[REQUIREMENT]
Extract the lines from the first line of the records below through the line containing "This is a relaxation", inclusive, and reproduce them exactly as written.

[EXTRACTED MATERIAL]
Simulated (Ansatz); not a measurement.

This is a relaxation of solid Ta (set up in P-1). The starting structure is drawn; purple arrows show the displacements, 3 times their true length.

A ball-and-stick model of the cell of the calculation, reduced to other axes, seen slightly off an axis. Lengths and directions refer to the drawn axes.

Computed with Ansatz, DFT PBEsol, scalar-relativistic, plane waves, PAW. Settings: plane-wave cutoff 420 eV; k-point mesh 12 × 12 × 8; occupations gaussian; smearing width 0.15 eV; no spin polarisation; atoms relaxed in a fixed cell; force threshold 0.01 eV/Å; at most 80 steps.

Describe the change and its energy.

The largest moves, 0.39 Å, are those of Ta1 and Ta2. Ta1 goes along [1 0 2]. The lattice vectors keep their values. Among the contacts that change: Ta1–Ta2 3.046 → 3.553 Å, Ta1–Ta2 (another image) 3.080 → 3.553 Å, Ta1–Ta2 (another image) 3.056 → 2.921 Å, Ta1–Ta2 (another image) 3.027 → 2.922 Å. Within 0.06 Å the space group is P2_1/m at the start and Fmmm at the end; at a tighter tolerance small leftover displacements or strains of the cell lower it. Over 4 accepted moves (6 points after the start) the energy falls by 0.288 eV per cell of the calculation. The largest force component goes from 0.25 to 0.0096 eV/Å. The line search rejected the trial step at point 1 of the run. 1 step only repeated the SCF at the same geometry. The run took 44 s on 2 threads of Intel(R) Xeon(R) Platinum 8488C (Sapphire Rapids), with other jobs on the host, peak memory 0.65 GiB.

[TASK RESULT]
Simulated (Ansatz); not a measurement.

This is a relaxation of solid Ta (set up in P-1). The starting structure is drawn; purple arrows show the displacements, 3 times their true length.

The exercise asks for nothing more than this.